━━━ Data extract

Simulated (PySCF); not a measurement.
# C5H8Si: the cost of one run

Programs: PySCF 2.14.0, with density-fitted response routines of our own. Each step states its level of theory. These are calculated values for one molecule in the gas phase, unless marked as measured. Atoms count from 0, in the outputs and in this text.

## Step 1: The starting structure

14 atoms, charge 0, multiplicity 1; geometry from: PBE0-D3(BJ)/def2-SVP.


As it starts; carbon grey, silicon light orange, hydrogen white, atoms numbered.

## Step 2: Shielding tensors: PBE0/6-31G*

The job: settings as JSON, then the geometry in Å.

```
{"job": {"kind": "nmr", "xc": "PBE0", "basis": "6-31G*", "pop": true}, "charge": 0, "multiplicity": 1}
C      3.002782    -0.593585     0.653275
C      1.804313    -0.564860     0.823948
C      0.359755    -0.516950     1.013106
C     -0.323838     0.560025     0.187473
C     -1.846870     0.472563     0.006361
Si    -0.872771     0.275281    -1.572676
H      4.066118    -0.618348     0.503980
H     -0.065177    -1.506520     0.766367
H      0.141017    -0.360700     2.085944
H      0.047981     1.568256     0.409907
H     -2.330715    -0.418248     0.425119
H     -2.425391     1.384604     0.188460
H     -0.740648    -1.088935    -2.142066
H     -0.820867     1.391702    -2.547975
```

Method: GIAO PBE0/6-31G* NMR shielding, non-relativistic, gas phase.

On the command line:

━━━━━━

Work item
Could you write out every entry above exactly as it appears?

Answer box
Simulated (PySCF); not a measurement.
# C5H8Si: the cost of one run

Programs: PySCF 2.14.0, with density-fitted response routines of our own. Each step states its level of theory. These are calculated values for one molecule in the gas phase, unless marked as measured. Atoms count from 0, in the outputs and in this text.

## Step 1: The starting structure

14 atoms, charge 0, multiplicity 1; geometry from: PBE0-D3(BJ)/def2-SVP.


As it starts; carbon grey, silicon light orange, hydrogen white, atoms numbered.

## Step 2: Shielding tensors: PBE0/6-31G*

The job: settings as JSON, then the geometry in Å.

```
{"job": {"kind": "nmr", "xc": "PBE0", "basis": "6-31G*", "pop": true}, "charge": 0, "multiplicity": 1}
C      3.002782    -0.593585     0.653275
C      1.804313    -0.564860     0.823948
C      0.359755    -0.516950     1.013106
C     -0.323838     0.560025     0.187473
C     -1.846870     0.472563     0.006361
Si    -0.872771     0.275281    -1.572676
H      4.066118    -0.618348     0.503980
H     -0.065177    -1.506520     0.766367
H      0.141017    -0.360700     2.085944
H      0.047981     1.568256     0.409907
H     -2.330715    -0.418248     0.425119
H     -2.425391     1.384604     0.188460
H     -0.740648    -1.088935    -2.142066
H     -0.820867     1.391702    -2.547975
```

Method: GIAO PBE0/6-31G* NMR shielding, non-relativistic, gas phase.

On the command line:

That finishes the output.